== Requirement ==
Only the lines from the top of the data through the one with "the first run**" are to be written out, each exactly as it stands.

^^^^^^^^^^^^^^^^

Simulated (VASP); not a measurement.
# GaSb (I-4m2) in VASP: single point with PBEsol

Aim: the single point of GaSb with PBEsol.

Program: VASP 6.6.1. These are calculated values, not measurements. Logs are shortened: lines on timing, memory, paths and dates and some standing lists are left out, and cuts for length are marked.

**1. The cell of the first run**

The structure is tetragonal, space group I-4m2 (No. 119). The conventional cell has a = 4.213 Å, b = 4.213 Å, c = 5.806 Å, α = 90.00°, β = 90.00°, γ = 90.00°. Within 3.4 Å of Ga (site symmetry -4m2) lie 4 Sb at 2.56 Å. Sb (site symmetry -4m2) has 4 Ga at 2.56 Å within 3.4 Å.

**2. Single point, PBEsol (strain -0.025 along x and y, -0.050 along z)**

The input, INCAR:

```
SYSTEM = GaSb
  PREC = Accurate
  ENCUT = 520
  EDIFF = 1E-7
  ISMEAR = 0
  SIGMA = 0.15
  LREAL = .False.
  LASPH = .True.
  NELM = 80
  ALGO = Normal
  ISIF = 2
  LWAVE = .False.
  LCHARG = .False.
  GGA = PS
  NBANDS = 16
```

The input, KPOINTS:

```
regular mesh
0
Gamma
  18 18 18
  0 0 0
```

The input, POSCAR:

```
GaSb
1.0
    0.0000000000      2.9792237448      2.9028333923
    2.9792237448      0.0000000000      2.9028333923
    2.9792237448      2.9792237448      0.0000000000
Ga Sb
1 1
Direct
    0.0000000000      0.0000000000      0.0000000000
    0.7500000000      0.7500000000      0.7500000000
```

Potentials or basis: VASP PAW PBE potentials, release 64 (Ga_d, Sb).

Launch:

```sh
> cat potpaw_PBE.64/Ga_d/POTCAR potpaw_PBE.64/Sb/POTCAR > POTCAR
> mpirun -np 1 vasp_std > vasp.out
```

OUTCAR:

^^^^^^^^^^^^^^^^

== Solution ==
Simulated (VASP); not a measurement.
# GaSb (I-4m2) in VASP: single point with PBEsol

Aim: the single point of GaSb with PBEsol.

Program: VASP 6.6.1. These are calculated values, not measurements. Logs are shortened: lines on timing, memory, paths and dates and some standing lists are left out, and cuts for length are marked.

**1. The cell of the first run**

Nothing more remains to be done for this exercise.